### Work item
Here is the task for the records below: repeat exactly the lines from the one with "POTCAR, in this" to the one with "- band gap (over", both included, and nothing else.

### Information shown

Segment Open

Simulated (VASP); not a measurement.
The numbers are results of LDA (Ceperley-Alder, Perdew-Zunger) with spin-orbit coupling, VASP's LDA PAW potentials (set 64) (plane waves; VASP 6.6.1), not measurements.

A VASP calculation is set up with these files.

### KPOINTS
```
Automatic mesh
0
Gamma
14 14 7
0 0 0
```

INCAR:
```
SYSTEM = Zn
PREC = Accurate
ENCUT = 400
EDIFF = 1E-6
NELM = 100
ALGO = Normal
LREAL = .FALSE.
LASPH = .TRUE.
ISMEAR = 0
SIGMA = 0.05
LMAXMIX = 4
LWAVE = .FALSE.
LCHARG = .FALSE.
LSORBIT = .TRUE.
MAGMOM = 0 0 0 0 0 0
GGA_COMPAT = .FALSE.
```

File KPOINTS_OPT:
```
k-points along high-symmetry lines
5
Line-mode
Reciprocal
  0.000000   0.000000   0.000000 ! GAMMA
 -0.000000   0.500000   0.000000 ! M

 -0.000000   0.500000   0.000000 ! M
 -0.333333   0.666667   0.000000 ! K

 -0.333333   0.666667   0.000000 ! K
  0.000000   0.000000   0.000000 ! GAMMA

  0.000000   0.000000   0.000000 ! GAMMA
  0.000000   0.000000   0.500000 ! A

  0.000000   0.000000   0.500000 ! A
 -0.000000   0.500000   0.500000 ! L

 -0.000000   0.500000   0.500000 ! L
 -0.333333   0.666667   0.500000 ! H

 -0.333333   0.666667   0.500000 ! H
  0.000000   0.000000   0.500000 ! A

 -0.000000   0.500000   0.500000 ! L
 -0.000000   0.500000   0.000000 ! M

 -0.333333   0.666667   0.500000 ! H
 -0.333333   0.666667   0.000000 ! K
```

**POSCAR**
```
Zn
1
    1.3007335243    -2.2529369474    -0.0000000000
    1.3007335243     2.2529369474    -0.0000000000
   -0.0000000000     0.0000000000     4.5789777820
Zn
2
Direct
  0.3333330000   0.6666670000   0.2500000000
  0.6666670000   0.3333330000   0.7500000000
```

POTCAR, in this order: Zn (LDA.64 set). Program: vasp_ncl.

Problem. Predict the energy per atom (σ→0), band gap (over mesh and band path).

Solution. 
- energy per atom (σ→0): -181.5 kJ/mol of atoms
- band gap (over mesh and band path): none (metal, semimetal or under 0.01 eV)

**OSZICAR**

Segment Closed

### Your solution
POTCAR, in this order: Zn (LDA.64 set). Program: vasp_ncl.

Problem. Predict the energy per atom (σ→0), band gap (over mesh and band path).

Solution. 
- energy per atom (σ→0): -181.5 kJ/mol of atoms
- band gap (over mesh and band path): none (metal, semimetal or under 0.01 eV)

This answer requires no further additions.